## ASSIGNMENT
Return the whole listing exactly as it stands.

*** Opening of DATA SUPPLIED ***

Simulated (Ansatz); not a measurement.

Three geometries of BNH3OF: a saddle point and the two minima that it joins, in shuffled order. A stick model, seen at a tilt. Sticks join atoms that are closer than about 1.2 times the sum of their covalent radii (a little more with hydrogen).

*** Close of DATA SUPPLIED ***

## YOUR RESPONSE
Simulated (Ansatz); not a measurement.

Three geometries of BNH3OF: a saddle point and the two minima that it joins, in shuffled order. A stick model, seen at a tilt. Sticks join atoms that are closer than about 1.2 times the sum of their covalent radii (a little more with hydrogen).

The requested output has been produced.